__Work instruction__
Transcribe the listing below in its entirety, exactly.

*** Supplied data Section Begins ***

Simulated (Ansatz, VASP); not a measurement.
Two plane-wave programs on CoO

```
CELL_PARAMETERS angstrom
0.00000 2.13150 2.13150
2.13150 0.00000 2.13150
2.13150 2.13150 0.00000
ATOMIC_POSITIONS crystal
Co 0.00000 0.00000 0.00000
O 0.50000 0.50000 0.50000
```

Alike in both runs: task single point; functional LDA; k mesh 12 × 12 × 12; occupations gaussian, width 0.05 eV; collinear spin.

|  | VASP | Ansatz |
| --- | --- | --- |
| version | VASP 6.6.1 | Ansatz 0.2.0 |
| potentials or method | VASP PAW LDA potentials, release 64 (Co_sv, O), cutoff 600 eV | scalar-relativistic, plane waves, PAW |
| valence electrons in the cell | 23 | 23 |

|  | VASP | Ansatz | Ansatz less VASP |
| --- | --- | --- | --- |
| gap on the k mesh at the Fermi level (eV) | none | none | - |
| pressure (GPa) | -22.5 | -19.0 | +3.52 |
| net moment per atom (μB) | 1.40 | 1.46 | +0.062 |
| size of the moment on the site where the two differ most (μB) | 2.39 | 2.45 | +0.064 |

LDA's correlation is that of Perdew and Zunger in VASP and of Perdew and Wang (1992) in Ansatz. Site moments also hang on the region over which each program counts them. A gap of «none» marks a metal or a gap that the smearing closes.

*** Supplied data Section Ends ***

__Answer section__
Simulated (Ansatz, VASP); not a measurement.
Two plane-wave programs on CoO

```
CELL_PARAMETERS angstrom
0.00000 2.13150 2.13150
2.13150 0.00000 2.13150
2.13150 2.13150 0.00000
ATOMIC_POSITIONS crystal
Co 0.00000 0.00000 0.00000
O 0.50000 0.50000 0.50000
```

Alike in both runs: task single point; functional LDA; k mesh 12 × 12 × 12; occupations gaussian, width 0.05 eV; collinear spin.

|  | VASP | Ansatz |
| --- | --- | --- |
| version | VASP 6.6.1 | Ansatz 0.2.0 |
| potentials or method | VASP PAW LDA potentials, release 64 (Co_sv, O), cutoff 600 eV | scalar-relativistic, plane waves, PAW |
| valence electrons in the cell | 23 | 23 |

|  | VASP | Ansatz | Ansatz less VASP |
| --- | --- | --- | --- |
| gap on the k mesh at the Fermi level (eV) | none | none | - |
| pressure (GPa) | -22.5 | -19.0 | +3.52 |
| net moment per atom (μB) | 1.40 | 1.46 | +0.062 |
| size of the moment on the site where the two differ most (μB) | 2.39 | 2.45 | +0.064 |

LDA's correlation is that of Perdew and Zunger in VASP and of Perdew and Wang (1992) in Ansatz. Site moments also hang on the region over which each program counts them. A gap of «none» marks a metal or a gap that the smearing closes.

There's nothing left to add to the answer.